(REQUIRED ACTION)
Retype each line of the listing below, word for word.

══ SOURCE DATA

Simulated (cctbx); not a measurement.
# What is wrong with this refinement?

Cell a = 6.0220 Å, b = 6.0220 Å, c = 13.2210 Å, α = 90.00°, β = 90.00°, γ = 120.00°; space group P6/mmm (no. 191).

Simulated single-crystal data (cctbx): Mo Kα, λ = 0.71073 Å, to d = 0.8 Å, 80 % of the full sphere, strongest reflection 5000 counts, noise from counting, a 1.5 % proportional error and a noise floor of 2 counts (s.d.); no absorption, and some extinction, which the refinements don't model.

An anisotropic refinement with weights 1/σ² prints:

════

(TASK SOLUTION)
Simulated (cctbx); not a measurement.
# What is wrong with this refinement?

Cell a = 6.0220 Å, b = 6.0220 Å, c = 13.2210 Å, α = 90.00°, β = 90.00°, γ = 120.00°; space group P6/mmm (no. 191).

Simulated single-crystal data (cctbx): Mo Kα, λ = 0.71073 Å, to d = 0.8 Å, 80 % of the full sphere, strongest reflection 5000 counts, noise from counting, a 1.5 % proportional error and a noise floor of 2 counts (s.d.); no absorption, and some extinction, which the refinements don't model.

An anisotropic refinement with weights 1/σ² prints:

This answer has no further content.